• Work task:
The records should be restated exactly from their first line through the line with "Periodic cell of" in it.

• Data under study:
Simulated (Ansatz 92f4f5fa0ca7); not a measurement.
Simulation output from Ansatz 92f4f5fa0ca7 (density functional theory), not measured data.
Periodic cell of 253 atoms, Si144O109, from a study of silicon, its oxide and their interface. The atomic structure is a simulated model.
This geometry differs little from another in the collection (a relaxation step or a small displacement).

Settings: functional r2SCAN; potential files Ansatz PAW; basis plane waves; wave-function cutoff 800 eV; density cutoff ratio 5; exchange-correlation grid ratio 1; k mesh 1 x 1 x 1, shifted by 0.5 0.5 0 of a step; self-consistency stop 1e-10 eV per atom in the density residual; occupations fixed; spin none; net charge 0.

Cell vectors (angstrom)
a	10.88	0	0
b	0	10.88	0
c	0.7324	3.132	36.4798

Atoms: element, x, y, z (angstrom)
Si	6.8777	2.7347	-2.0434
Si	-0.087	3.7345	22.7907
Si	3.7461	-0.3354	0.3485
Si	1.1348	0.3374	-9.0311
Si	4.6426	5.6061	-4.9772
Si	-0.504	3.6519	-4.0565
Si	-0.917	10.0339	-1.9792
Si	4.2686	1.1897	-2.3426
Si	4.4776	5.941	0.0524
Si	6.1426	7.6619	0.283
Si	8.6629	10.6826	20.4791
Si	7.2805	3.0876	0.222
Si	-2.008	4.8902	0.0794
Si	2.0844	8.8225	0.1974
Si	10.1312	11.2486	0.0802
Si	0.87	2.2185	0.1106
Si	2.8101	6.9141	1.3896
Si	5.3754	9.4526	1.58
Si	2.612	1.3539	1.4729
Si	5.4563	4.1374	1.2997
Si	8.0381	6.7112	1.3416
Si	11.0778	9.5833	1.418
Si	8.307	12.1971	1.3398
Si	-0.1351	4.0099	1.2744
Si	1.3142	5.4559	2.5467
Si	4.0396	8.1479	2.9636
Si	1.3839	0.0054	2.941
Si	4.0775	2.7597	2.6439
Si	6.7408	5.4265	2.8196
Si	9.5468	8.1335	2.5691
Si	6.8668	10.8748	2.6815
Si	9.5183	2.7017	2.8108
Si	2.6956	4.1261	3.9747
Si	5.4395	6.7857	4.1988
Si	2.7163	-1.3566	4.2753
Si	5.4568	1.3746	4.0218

• Exercise output:
Simulated (Ansatz 92f4f5fa0ca7); not a measurement.
Simulation output from Ansatz 92f4f5fa0ca7 (density functional theory), not measured data.
Periodic cell of 253 atoms, Si144O109, from a study of silicon, its oxide and their interface. The atomic structure is a simulated model.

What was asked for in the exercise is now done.